### [Assignment]
From the data below, return the exact lines starting at the line containing "- Energy gained by relaxing: 0.2 meV/atom" and ending at the line containing "Caveat: spin-orbit coupling", both included, and nothing else.

====== Extracted information

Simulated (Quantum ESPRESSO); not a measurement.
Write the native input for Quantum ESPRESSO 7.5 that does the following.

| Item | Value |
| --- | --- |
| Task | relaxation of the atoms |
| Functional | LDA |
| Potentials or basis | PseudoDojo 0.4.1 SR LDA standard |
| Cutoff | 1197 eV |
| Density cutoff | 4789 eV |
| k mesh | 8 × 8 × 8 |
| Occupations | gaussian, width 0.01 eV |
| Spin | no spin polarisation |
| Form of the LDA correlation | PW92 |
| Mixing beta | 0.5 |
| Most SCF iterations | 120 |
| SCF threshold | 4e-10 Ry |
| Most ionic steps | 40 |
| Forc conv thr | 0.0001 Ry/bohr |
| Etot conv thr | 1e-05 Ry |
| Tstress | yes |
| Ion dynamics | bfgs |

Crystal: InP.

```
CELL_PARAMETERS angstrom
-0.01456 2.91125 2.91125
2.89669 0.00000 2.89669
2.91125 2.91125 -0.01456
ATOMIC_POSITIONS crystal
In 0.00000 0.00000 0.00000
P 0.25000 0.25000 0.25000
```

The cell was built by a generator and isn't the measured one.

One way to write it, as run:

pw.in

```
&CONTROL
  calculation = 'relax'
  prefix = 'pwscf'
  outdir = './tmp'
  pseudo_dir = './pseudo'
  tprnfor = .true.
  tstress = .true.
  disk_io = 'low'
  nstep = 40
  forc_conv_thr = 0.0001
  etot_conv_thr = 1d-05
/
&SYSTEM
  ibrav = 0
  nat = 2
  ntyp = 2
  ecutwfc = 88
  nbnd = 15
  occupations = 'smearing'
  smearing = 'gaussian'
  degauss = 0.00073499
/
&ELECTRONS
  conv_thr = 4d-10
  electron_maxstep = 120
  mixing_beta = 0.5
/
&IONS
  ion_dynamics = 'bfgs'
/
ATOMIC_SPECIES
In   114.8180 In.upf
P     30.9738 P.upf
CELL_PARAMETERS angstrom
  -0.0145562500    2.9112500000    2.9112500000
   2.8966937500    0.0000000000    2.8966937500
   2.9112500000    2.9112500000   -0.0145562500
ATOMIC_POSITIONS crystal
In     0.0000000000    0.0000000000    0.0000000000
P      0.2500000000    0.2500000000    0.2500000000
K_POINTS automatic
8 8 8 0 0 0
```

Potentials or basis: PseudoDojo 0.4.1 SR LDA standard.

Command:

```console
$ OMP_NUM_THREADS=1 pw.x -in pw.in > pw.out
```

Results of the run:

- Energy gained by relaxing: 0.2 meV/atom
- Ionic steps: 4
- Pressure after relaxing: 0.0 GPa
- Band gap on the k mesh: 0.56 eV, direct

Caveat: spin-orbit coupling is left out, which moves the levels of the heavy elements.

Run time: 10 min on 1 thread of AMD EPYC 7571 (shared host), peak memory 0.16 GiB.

============

### [Exercise response]
- Energy gained by relaxing: 0.2 meV/atom
- Ionic steps: 4
- Pressure after relaxing: 0.0 GPa
- Band gap on the k mesh: 0.56 eV, direct

Caveat: spin-orbit coupling is left out, which moves the levels of the heavy elements.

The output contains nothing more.